BRIEF: Only the lines from the top of the data through the one with "It starts from" are to be written out, each exactly as it stands.

====== RECORDED DATA ======

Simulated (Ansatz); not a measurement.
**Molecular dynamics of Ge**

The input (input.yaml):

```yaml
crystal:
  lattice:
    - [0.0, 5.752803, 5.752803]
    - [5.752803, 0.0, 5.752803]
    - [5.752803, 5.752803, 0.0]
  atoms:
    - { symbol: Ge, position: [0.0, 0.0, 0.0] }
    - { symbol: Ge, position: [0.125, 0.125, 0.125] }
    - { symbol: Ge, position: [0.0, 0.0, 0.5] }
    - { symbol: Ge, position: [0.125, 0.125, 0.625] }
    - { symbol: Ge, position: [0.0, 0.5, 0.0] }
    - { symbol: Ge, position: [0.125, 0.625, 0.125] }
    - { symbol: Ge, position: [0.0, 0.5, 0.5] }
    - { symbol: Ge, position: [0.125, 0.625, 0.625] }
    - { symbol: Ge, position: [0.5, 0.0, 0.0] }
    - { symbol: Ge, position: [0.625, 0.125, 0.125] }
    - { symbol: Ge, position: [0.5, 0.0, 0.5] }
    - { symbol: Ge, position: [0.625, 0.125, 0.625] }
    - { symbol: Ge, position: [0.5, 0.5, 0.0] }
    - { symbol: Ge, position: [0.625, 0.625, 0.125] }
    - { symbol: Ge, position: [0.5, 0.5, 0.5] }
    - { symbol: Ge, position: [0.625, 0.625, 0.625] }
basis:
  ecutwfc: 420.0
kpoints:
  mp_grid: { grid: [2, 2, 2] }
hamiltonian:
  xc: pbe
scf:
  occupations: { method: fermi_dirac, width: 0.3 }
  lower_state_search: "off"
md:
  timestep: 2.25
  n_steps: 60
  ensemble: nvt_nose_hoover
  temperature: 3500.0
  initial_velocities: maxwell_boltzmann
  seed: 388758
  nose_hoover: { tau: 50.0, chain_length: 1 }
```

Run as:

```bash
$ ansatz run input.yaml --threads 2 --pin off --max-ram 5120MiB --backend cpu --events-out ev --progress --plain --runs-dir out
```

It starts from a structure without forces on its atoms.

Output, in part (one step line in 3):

======

TASK RESULT:
Simulated (Ansatz); not a measurement.
**Molecular dynamics of Ge**

The input (input.yaml):

```yaml
crystal:
  lattice:
    - [0.0, 5.752803, 5.752803]
    - [5.752803, 0.0, 5.752803]
    - [5.752803, 5.752803, 0.0]
  atoms:
    - { symbol: Ge, position: [0.0, 0.0, 0.0] }
    - { symbol: Ge, position: [0.125, 0.125, 0.125] }
    - { symbol: Ge, position: [0.0, 0.0, 0.5] }
    - { symbol: Ge, position: [0.125, 0.125, 0.625] }
    - { symbol: Ge, position: [0.0, 0.5, 0.0] }
    - { symbol: Ge, position: [0.125, 0.625, 0.125] }
    - { symbol: Ge, position: [0.0, 0.5, 0.5] }
    - { symbol: Ge, position: [0.125, 0.625, 0.625] }
    - { symbol: Ge, position: [0.5, 0.0, 0.0] }
    - { symbol: Ge, position: [0.625, 0.125, 0.125] }
    - { symbol: Ge, position: [0.5, 0.0, 0.5] }
    - { symbol: Ge, position: [0.625, 0.125, 0.625] }
    - { symbol: Ge, position: [0.5, 0.5, 0.0] }
    - { symbol: Ge, position: [0.625, 0.625, 0.125] }
    - { symbol: Ge, position: [0.5, 0.5, 0.5] }
    - { symbol: Ge, position: [0.625, 0.625, 0.625] }
basis:
  ecutwfc: 420.0
kpoints:
  mp_grid: { grid: [2, 2, 2] }
hamiltonian:
  xc: pbe
scf:
  occupations: { method: fermi_dirac, width: 0.3 }
  lower_state_search: "off"
md:
  timestep: 2.25
  n_steps: 60
  ensemble: nvt_nose_hoover
  temperature: 3500.0
  initial_velocities: maxwell_boltzmann
  seed: 388758
  nose_hoover: { tau: 50.0, chain_length: 1 }
```

Run as:

```bash
$ ansatz run input.yaml --threads 2 --pin off --max-ram 5120MiB --backend cpu --events-out ev --progress --plain --runs-dir out
```

It starts from a structure without forces on its atoms.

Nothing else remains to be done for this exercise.